- Opening Delimiter -
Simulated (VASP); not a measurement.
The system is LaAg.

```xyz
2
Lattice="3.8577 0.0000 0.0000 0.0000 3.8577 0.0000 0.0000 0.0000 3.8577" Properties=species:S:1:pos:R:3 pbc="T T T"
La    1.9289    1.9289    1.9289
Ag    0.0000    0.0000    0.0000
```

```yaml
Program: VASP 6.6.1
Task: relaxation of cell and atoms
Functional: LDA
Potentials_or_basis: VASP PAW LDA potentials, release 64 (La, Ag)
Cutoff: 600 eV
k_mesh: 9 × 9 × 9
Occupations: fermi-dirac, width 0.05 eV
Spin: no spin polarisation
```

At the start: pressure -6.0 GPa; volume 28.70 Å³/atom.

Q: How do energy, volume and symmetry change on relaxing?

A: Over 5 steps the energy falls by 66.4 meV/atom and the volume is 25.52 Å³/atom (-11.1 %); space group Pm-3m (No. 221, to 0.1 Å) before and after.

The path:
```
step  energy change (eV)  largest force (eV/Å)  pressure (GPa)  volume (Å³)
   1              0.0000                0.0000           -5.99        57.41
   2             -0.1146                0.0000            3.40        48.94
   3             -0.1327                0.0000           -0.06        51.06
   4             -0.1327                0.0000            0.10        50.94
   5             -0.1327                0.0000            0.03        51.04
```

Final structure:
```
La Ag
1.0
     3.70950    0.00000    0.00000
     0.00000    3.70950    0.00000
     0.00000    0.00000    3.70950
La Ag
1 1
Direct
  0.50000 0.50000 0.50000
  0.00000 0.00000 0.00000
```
- Closing Delimiter -

• Action item
Give again, word for word, the lines of the listing, starting at its first line and ending with the line containing "Q: How do energy, volume".

• Reply
Simulated (VASP); not a measurement.
The system is LaAg.

```xyz
2
Lattice="3.8577 0.0000 0.0000 0.0000 3.8577 0.0000 0.0000 0.0000 3.8577" Properties=species:S:1:pos:R:3 pbc="T T T"
La    1.9289    1.9289    1.9289
Ag    0.0000    0.0000    0.0000
```

```yaml
Program: VASP 6.6.1
Task: relaxation of cell and atoms
Functional: LDA
Potentials_or_basis: VASP PAW LDA potentials, release 64 (La, Ag)
Cutoff: 600 eV
k_mesh: 9 × 9 × 9
Occupations: fermi-dirac, width 0.05 eV
Spin: no spin polarisation
```

At the start: pressure -6.0 GPa; volume 28.70 Å³/atom.

Q: How do energy, volume and symmetry change on relaxing?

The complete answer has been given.